SOURCE DATA:
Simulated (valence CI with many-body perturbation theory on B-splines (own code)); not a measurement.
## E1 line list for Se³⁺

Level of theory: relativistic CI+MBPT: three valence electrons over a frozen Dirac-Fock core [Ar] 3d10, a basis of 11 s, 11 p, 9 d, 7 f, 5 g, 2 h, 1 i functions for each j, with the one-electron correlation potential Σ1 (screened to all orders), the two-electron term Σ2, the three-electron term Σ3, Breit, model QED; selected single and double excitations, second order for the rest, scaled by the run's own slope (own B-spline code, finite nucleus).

WORK INSTRUCTION: Output the records in full, keeping them exactly as they are.

PROBLEM SOLUTION:
Simulated (valence CI with many-body perturbation theory on B-splines (own code)); not a measurement.
## E1 line list for Se³⁺

Level of theory: relativistic CI+MBPT: three valence electrons over a frozen Dirac-Fock core [Ar] 3d10, a basis of 11 s, 11 p, 9 d, 7 f, 5 g, 2 h, 1 i functions for each j, with the one-electron correlation potential Σ1 (screened to all orders), the two-electron term Σ2, the three-electron term Σ3, Breit, model QED; selected single and double excitations, second order for the rest, scaled by the run's own slope (own B-spline code, finite nucleus).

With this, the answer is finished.